#### MATERIAL SUPPLIED
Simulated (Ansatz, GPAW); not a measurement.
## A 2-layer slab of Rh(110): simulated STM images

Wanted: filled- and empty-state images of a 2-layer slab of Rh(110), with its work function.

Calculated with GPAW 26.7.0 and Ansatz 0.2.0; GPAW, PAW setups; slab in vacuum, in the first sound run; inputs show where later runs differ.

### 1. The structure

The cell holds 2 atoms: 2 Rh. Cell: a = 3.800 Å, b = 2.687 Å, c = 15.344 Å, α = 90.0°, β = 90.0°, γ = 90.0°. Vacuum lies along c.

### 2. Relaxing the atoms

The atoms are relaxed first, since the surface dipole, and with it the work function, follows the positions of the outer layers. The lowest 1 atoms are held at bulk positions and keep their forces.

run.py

#### WORK REQUEST
Every line from the start of the material above through the line that contains "Wanted: filled- and" must be written out exactly, with both ends included.

#### RESPONSE AREA
Simulated (Ansatz, GPAW); not a measurement.
## A 2-layer slab of Rh(110): simulated STM images

Wanted: filled- and empty-state images of a 2-layer slab of Rh(110), with its work function.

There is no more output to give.